* Brief: Each entry, from beginning to end, is to be transcribed verbatim.

* Supplied material:
■ ■ ■ ■ ■ ■ ■
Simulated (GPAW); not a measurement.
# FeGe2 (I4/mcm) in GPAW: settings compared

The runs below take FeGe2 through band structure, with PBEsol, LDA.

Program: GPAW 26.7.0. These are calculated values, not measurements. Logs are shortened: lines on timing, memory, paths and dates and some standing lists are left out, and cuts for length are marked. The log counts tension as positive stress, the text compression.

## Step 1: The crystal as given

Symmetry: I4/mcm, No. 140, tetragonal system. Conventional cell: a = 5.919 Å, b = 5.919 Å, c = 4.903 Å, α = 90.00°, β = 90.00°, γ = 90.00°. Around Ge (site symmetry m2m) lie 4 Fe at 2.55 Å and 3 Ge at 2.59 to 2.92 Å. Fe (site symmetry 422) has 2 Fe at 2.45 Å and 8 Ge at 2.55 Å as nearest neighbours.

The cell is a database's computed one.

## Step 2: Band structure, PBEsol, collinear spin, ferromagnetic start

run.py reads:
■ ■ ■ ■ ■ ■ ■

* Written solution:
Simulated (GPAW); not a measurement.
# FeGe2 (I4/mcm) in GPAW: settings compared

The runs below take FeGe2 through band structure, with PBEsol, LDA.

Program: GPAW 26.7.0. These are calculated values, not measurements. Logs are shortened: lines on timing, memory, paths and dates and some standing lists are left out, and cuts for length are marked. The log counts tension as positive stress, the text compression.

## Step 1: The crystal as given

Symmetry: I4/mcm, No. 140, tetragonal system. Conventional cell: a = 5.919 Å, b = 5.919 Å, c = 4.903 Å, α = 90.00°, β = 90.00°, γ = 90.00°. Around Ge (site symmetry m2m) lie 4 Fe at 2.55 Å and 3 Ge at 2.59 to 2.92 Å. Fe (site symmetry 422) has 2 Fe at 2.45 Å and 8 Ge at 2.55 Å as nearest neighbours.

The cell is a database's computed one.

## Step 2: Band structure, PBEsol, collinear spin, ferromagnetic start

run.py reads:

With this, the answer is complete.